▶ _Task item_: Both the line below containing "A: At PBE0/def2-TZVP, ΔE" and the line containing "A: ΔZPE = 5.4", along with every line between them, should be repeated exactly; no other line belongs in the answer.

▶ _Supplied material_:
::::::::

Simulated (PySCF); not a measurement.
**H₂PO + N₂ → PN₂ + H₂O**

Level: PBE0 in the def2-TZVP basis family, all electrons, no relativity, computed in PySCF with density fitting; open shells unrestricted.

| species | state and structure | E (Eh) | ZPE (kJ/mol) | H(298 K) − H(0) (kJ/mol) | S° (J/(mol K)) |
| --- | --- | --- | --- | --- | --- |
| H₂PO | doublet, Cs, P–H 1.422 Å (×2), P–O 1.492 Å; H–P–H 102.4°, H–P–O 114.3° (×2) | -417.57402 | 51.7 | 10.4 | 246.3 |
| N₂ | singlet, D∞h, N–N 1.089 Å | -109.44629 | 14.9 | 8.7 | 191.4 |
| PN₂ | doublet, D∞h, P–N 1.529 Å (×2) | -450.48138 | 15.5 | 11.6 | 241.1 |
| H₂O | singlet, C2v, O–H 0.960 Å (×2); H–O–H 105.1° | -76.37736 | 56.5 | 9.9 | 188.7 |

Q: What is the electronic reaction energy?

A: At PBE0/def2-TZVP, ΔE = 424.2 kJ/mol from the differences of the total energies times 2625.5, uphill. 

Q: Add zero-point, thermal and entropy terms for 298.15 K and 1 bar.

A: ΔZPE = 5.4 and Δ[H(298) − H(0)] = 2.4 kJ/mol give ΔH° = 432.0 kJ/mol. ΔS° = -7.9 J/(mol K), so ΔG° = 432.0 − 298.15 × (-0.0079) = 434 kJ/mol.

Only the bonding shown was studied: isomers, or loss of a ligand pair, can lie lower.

::::::::

▶ _Written response_:
A: At PBE0/def2-TZVP, ΔE = 424.2 kJ/mol from the differences of the total energies times 2625.5, uphill. 

Q: Add zero-point, thermal and entropy terms for 298.15 K and 1 bar.

A: ΔZPE = 5.4 and Δ[H(298) − H(0)] = 2.4 kJ/mol give ΔH° = 432.0 kJ/mol. ΔS° = -7.9 J/(mol K), so ΔG° = 432.0 − 298.15 × (-0.0079) = 434 kJ/mol.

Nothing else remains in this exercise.